> SUPPLIED RECORDS:
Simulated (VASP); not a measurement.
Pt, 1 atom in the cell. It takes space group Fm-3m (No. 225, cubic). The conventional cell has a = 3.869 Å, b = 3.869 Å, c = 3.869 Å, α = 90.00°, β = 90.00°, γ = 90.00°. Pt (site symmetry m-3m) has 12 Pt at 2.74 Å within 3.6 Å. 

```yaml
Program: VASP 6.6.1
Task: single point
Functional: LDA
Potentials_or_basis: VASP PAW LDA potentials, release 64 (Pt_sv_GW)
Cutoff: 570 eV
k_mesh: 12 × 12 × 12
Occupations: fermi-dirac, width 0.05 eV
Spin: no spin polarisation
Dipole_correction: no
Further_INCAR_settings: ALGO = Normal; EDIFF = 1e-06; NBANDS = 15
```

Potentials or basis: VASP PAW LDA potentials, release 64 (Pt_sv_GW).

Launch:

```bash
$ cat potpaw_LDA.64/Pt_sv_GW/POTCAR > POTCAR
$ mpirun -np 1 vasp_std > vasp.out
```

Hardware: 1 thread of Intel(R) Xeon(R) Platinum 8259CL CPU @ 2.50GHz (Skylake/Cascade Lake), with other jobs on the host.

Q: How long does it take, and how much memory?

> ASSIGNED TASK: Output every record above, exactly as written.

> WORKED SOLUTION:
Simulated (VASP); not a measurement.
Pt, 1 atom in the cell. It takes space group Fm-3m (No. 225, cubic). The conventional cell has a = 3.869 Å, b = 3.869 Å, c = 3.869 Å, α = 90.00°, β = 90.00°, γ = 90.00°. Pt (site symmetry m-3m) has 12 Pt at 2.74 Å within 3.6 Å. 

```yaml
Program: VASP 6.6.1
Task: single point
Functional: LDA
Potentials_or_basis: VASP PAW LDA potentials, release 64 (Pt_sv_GW)
Cutoff: 570 eV
k_mesh: 12 × 12 × 12
Occupations: fermi-dirac, width 0.05 eV
Spin: no spin polarisation
Dipole_correction: no
Further_INCAR_settings: ALGO = Normal; EDIFF = 1e-06; NBANDS = 15
```

Potentials or basis: VASP PAW LDA potentials, release 64 (Pt_sv_GW).

Launch:

```bash
$ cat potpaw_LDA.64/Pt_sv_GW/POTCAR > POTCAR
$ mpirun -np 1 vasp_std > vasp.out
```

Hardware: 1 thread of Intel(R) Xeon(R) Platinum 8259CL CPU @ 2.50GHz (Skylake/Cascade Lake), with other jobs on the host.

Q: How long does it take, and how much memory?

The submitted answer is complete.